** DATASET **
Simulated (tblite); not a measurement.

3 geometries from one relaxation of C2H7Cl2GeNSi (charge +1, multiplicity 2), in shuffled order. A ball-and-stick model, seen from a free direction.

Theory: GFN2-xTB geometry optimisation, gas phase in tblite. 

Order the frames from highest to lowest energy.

** WORK REQUEST **
The full listing should be output exactly, line for line.

** TASK SOLUTION **
Simulated (tblite); not a measurement.

3 geometries from one relaxation of C2H7Cl2GeNSi (charge +1, multiplicity 2), in shuffled order. A ball-and-stick model, seen from a free direction.

Theory: GFN2-xTB geometry optimisation, gas phase in tblite. 

Order the frames from highest to lowest energy.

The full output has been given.